**Source information:**
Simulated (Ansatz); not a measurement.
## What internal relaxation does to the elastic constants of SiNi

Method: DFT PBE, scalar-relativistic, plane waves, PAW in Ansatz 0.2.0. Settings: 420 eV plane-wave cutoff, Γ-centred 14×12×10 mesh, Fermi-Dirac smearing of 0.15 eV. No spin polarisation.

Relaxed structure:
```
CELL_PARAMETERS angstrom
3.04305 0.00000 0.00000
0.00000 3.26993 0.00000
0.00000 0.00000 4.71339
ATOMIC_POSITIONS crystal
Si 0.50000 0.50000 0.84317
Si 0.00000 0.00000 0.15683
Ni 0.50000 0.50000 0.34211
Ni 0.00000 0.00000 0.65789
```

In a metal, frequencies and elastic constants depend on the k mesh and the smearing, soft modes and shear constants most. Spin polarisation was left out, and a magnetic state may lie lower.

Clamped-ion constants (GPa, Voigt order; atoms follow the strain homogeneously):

**Work order:** Reproduce all of the entries above verbatim.

**Problem solution:**
Simulated (Ansatz); not a measurement.
## What internal relaxation does to the elastic constants of SiNi

Method: DFT PBE, scalar-relativistic, plane waves, PAW in Ansatz 0.2.0. Settings: 420 eV plane-wave cutoff, Γ-centred 14×12×10 mesh, Fermi-Dirac smearing of 0.15 eV. No spin polarisation.

Relaxed structure:
```
CELL_PARAMETERS angstrom
3.04305 0.00000 0.00000
0.00000 3.26993 0.00000
0.00000 0.00000 4.71339
ATOMIC_POSITIONS crystal
Si 0.50000 0.50000 0.84317
Si 0.00000 0.00000 0.15683
Ni 0.50000 0.50000 0.34211
Ni 0.00000 0.00000 0.65789
```

In a metal, frequencies and elastic constants depend on the k mesh and the smearing, soft modes and shear constants most. Spin polarisation was left out, and a magnetic state may lie lower.

Clamped-ion constants (GPa, Voigt order; atoms follow the strain homogeneously):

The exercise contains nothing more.